Work instruction:
Write each line again exactly as it is, from the opening line of the records below through the one containing "2.4 eV, from", and add nothing.

══════════════════════════════

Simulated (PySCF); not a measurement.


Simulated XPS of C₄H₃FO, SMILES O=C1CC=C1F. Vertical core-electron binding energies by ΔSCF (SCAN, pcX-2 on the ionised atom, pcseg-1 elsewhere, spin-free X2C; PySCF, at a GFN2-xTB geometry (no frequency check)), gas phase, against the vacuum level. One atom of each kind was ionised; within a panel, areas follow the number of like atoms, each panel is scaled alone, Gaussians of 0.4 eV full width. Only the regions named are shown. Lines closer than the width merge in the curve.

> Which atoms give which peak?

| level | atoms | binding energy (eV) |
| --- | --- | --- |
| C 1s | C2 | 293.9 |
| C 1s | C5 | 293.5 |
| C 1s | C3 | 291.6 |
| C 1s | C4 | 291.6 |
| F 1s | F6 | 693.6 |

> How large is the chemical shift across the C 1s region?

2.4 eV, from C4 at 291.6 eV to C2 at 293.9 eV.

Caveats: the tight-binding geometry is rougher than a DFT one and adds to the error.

══════════════════════════════

Your response:
Simulated (PySCF); not a measurement.


Simulated XPS of C₄H₃FO, SMILES O=C1CC=C1F. Vertical core-electron binding energies by ΔSCF (SCAN, pcX-2 on the ionised atom, pcseg-1 elsewhere, spin-free X2C; PySCF, at a GFN2-xTB geometry (no frequency check)), gas phase, against the vacuum level. One atom of each kind was ionised; within a panel, areas follow the number of like atoms, each panel is scaled alone, Gaussians of 0.4 eV full width. Only the regions named are shown. Lines closer than the width merge in the curve.

> Which atoms give which peak?

| level | atoms | binding energy (eV) |
| --- | --- | --- |
| C 1s | C2 | 293.9 |
| C 1s | C5 | 293.5 |
| C 1s | C3 | 291.6 |
| C 1s | C4 | 291.6 |
| F 1s | F6 | 693.6 |

> How large is the chemical shift across the C 1s region?

2.4 eV, from C4 at 291.6 eV to C2 at 293.9 eV.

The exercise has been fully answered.